* _Entries shown_
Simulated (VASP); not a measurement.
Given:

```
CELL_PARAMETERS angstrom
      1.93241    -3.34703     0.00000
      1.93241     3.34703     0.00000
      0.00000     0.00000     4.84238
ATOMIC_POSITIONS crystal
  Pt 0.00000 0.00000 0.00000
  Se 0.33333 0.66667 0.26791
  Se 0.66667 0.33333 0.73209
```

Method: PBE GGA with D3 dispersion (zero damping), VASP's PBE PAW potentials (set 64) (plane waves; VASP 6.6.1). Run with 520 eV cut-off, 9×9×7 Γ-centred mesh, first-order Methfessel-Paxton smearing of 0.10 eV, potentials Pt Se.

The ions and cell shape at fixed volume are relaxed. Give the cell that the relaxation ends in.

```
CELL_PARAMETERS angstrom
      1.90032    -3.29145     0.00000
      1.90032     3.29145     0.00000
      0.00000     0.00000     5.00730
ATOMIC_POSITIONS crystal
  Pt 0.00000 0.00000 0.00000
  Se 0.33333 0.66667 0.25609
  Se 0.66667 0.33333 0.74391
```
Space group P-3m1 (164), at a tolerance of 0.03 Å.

* _Work item_
Please write out the entries exactly, keeping every line intact.

* _Task solution_
Simulated (VASP); not a measurement.
Given:

```
CELL_PARAMETERS angstrom
      1.93241    -3.34703     0.00000
      1.93241     3.34703     0.00000
      0.00000     0.00000     4.84238
ATOMIC_POSITIONS crystal
  Pt 0.00000 0.00000 0.00000
  Se 0.33333 0.66667 0.26791
  Se 0.66667 0.33333 0.73209
```

Method: PBE GGA with D3 dispersion (zero damping), VASP's PBE PAW potentials (set 64) (plane waves; VASP 6.6.1). Run with 520 eV cut-off, 9×9×7 Γ-centred mesh, first-order Methfessel-Paxton smearing of 0.10 eV, potentials Pt Se.

The ions and cell shape at fixed volume are relaxed. Give the cell that the relaxation ends in.

```
CELL_PARAMETERS angstrom
      1.90032    -3.29145     0.00000
      1.90032     3.29145     0.00000
      0.00000     0.00000     5.00730
ATOMIC_POSITIONS crystal
  Pt 0.00000 0.00000 0.00000
  Se 0.33333 0.66667 0.25609
  Se 0.66667 0.33333 0.74391
```
Space group P-3m1 (164), at a tolerance of 0.03 Å.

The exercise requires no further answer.